__Recorded information__:
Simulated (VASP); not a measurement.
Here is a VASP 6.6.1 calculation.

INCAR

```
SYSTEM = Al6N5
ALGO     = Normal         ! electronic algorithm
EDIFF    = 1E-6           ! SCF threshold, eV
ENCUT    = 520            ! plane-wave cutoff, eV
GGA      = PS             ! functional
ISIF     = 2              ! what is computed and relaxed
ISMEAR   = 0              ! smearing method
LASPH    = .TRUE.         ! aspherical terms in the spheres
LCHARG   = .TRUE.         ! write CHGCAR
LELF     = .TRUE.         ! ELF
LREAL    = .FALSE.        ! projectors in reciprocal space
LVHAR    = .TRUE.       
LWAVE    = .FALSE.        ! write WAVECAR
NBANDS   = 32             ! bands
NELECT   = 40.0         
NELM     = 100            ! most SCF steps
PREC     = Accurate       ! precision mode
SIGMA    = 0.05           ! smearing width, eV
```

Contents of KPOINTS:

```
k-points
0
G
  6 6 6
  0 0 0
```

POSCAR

__Exercise__:
Copy each entry exactly. Omit none.

__Problem solution__:
Simulated (VASP); not a measurement.
Here is a VASP 6.6.1 calculation.

INCAR

```
SYSTEM = Al6N5
ALGO     = Normal         ! electronic algorithm
EDIFF    = 1E-6           ! SCF threshold, eV
ENCUT    = 520            ! plane-wave cutoff, eV
GGA      = PS             ! functional
ISIF     = 2              ! what is computed and relaxed
ISMEAR   = 0              ! smearing method
LASPH    = .TRUE.         ! aspherical terms in the spheres
LCHARG   = .TRUE.         ! write CHGCAR
LELF     = .TRUE.         ! ELF
LREAL    = .FALSE.        ! projectors in reciprocal space
LVHAR    = .TRUE.       
LWAVE    = .FALSE.        ! write WAVECAR
NBANDS   = 32             ! bands
NELECT   = 40.0         
NELM     = 100            ! most SCF steps
PREC     = Accurate       ! precision mode
SIGMA    = 0.05           ! smearing width, eV
```

Contents of KPOINTS:

```
k-points
0
G
  6 6 6
  0 0 0
```

POSCAR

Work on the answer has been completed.